** ACTIVITY **
Below are some entries. Output each one exactly as it appears.

+ + +
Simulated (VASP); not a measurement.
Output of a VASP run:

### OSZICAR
+ + +

** EXERCISE OUTPUT **
Simulated (VASP); not a measurement.
Output of a VASP run:

### OSZICAR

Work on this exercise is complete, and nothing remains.